# Assigned task
Extract all records. Keep each one exact.

-------- Provided information --------

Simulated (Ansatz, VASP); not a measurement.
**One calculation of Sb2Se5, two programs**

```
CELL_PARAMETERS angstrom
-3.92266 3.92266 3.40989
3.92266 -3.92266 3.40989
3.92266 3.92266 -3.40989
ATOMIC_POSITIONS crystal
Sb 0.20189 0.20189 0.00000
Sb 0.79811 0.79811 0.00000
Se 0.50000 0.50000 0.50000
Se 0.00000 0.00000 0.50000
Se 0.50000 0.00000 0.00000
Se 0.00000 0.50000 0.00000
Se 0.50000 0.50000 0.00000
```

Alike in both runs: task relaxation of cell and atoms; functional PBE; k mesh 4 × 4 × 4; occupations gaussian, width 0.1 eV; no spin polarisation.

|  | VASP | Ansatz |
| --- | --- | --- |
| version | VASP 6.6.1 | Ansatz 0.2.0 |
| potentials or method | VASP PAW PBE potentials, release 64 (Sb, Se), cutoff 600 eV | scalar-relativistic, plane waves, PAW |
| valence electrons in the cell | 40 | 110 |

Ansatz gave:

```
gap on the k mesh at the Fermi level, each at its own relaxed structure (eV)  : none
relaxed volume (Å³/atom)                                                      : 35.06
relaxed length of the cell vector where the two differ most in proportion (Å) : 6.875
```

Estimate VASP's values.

--------

# Exercise result
Simulated (Ansatz, VASP); not a measurement.
**One calculation of Sb2Se5, two programs**

```
CELL_PARAMETERS angstrom
-3.92266 3.92266 3.40989
3.92266 -3.92266 3.40989
3.92266 3.92266 -3.40989
ATOMIC_POSITIONS crystal
Sb 0.20189 0.20189 0.00000
Sb 0.79811 0.79811 0.00000
Se 0.50000 0.50000 0.50000
Se 0.00000 0.00000 0.50000
Se 0.50000 0.00000 0.00000
Se 0.00000 0.50000 0.00000
Se 0.50000 0.50000 0.00000
```

Alike in both runs: task relaxation of cell and atoms; functional PBE; k mesh 4 × 4 × 4; occupations gaussian, width 0.1 eV; no spin polarisation.

|  | VASP | Ansatz |
| --- | --- | --- |
| version | VASP 6.6.1 | Ansatz 0.2.0 |
| potentials or method | VASP PAW PBE potentials, release 64 (Sb, Se), cutoff 600 eV | scalar-relativistic, plane waves, PAW |
| valence electrons in the cell | 40 | 110 |

Ansatz gave:

```
gap on the k mesh at the Fermi level, each at its own relaxed structure (eV)  : none
relaxed volume (Å³/atom)                                                      : 35.06
relaxed length of the cell vector where the two differ most in proportion (Å) : 6.875
```

Estimate VASP's values.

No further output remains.